**Exercise**
Please reproduce each of the entries below exactly as they appear.

===

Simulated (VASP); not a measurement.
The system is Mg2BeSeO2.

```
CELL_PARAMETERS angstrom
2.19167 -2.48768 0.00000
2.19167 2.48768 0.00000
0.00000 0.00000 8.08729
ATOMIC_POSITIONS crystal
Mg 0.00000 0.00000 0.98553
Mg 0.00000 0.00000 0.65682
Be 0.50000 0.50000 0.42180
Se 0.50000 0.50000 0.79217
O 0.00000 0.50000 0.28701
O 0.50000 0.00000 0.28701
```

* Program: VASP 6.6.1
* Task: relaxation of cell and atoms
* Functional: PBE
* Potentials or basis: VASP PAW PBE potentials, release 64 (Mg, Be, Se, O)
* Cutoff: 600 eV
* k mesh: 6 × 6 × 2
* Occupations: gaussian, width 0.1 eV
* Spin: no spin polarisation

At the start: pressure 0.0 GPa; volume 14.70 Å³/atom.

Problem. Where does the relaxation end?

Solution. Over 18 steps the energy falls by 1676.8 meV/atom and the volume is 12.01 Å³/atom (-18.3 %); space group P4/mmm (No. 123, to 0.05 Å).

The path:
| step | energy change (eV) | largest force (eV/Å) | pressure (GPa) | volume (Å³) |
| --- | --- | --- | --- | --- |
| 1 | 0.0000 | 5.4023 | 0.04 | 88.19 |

===

**Task output**
Simulated (VASP); not a measurement.
The system is Mg2BeSeO2.

```
CELL_PARAMETERS angstrom
2.19167 -2.48768 0.00000
2.19167 2.48768 0.00000
0.00000 0.00000 8.08729
ATOMIC_POSITIONS crystal
Mg 0.00000 0.00000 0.98553
Mg 0.00000 0.00000 0.65682
Be 0.50000 0.50000 0.42180
Se 0.50000 0.50000 0.79217
O 0.00000 0.50000 0.28701
O 0.50000 0.00000 0.28701
```

* Program: VASP 6.6.1
* Task: relaxation of cell and atoms
* Functional: PBE
* Potentials or basis: VASP PAW PBE potentials, release 64 (Mg, Be, Se, O)
* Cutoff: 600 eV
* k mesh: 6 × 6 × 2
* Occupations: gaussian, width 0.1 eV
* Spin: no spin polarisation

At the start: pressure 0.0 GPa; volume 14.70 Å³/atom.

Problem. Where does the relaxation end?

Solution. Over 18 steps the energy falls by 1676.8 meV/atom and the volume is 12.01 Å³/atom (-18.3 %); space group P4/mmm (No. 123, to 0.05 Å).

The path:
| step | energy change (eV) | largest force (eV/Å) | pressure (GPa) | volume (Å³) |
| --- | --- | --- | --- | --- |
| 1 | 0.0000 | 5.4023 | 0.04 | 88.19 |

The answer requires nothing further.